Could you reproduce the lines below from the one with "- def2-TZVPP to" through the one with "- def2-QZVPP to"? Keep both ends and add nothing.

+---+

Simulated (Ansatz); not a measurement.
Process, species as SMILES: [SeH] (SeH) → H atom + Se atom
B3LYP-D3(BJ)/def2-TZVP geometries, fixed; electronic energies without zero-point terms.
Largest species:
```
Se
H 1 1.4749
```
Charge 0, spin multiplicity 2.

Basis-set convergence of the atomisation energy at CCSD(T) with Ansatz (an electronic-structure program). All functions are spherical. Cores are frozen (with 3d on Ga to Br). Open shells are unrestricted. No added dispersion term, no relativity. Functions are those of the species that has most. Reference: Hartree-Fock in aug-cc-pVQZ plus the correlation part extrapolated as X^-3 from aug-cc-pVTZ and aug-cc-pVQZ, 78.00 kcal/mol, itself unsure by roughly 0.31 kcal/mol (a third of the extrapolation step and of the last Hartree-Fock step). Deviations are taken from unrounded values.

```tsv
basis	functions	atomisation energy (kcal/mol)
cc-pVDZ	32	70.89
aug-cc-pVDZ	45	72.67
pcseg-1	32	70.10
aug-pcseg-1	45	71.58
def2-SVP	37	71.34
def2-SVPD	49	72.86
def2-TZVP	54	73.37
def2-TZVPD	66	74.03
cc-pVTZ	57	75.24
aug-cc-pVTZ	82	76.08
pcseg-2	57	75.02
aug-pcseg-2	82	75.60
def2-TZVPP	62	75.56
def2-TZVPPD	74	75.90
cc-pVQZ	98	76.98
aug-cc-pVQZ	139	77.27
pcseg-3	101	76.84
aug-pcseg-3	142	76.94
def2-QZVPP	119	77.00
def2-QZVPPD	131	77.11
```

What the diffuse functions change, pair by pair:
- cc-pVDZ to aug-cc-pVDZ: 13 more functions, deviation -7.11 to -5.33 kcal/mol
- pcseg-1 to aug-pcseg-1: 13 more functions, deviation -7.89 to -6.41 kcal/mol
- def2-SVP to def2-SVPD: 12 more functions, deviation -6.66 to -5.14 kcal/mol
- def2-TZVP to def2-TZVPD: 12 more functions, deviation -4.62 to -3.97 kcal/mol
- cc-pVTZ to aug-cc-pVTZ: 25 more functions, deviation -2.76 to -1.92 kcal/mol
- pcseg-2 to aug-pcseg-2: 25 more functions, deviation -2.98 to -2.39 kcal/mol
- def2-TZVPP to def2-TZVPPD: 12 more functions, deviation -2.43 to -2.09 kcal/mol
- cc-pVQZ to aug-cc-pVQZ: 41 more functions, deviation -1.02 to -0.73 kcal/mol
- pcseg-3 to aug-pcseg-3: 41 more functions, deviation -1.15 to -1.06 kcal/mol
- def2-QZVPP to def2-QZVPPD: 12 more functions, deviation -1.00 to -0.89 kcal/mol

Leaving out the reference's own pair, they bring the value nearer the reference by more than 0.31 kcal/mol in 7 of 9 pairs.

+---+

# Answer space:
- def2-TZVPP to def2-TZVPPD: 12 more functions, deviation -2.43 to -2.09 kcal/mol
- cc-pVQZ to aug-cc-pVQZ: 41 more functions, deviation -1.02 to -0.73 kcal/mol
- pcseg-3 to aug-pcseg-3: 41 more functions, deviation -1.15 to -1.06 kcal/mol
- def2-QZVPP to def2-QZVPPD: 12 more functions, deviation -1.00 to -0.89 kcal/mol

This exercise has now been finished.